(Work order):
Transcribe the data exactly. Leave nothing out.

-- Opening Marker --

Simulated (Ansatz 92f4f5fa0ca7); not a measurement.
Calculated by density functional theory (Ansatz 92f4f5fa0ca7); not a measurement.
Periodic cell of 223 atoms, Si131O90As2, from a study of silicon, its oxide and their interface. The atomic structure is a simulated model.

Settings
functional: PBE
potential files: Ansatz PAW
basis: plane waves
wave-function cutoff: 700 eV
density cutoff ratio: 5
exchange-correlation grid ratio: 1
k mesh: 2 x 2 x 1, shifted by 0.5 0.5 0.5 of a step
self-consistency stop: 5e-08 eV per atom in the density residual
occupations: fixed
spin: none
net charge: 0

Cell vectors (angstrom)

-- Closing Marker --

(Written solution):
Simulated (Ansatz 92f4f5fa0ca7); not a measurement.
Calculated by density functional theory (Ansatz 92f4f5fa0ca7); not a measurement.
Periodic cell of 223 atoms, Si131O90As2, from a study of silicon, its oxide and their interface. The atomic structure is a simulated model.

Settings
functional: PBE
potential files: Ansatz PAW
basis: plane waves
wave-function cutoff: 700 eV
density cutoff ratio: 5
exchange-correlation grid ratio: 1
k mesh: 2 x 2 x 1, shifted by 0.5 0.5 0.5 of a step
self-consistency stop: 5e-08 eV per atom in the density residual
occupations: fixed
spin: none
net charge: 0

Cell vectors (angstrom)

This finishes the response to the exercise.